Assignment »
Please restate the data word for word.

Supplied records »
= Beginning of Section =

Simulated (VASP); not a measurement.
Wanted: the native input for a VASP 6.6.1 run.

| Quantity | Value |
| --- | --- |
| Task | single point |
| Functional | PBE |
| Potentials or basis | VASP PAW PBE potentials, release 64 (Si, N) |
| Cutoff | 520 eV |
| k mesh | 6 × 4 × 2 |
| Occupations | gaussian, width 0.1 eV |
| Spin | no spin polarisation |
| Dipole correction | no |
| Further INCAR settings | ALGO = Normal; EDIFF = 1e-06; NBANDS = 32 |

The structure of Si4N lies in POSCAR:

= End of Section =

Response »
Simulated (VASP); not a measurement.
Wanted: the native input for a VASP 6.6.1 run.

| Quantity | Value |
| --- | --- |
| Task | single point |
| Functional | PBE |
| Potentials or basis | VASP PAW PBE potentials, release 64 (Si, N) |
| Cutoff | 520 eV |
| k mesh | 6 × 4 × 2 |
| Occupations | gaussian, width 0.1 eV |
| Spin | no spin polarisation |
| Dipole correction | no |
| Further INCAR settings | ALGO = Normal; EDIFF = 1e-06; NBANDS = 32 |

The structure of Si4N lies in POSCAR:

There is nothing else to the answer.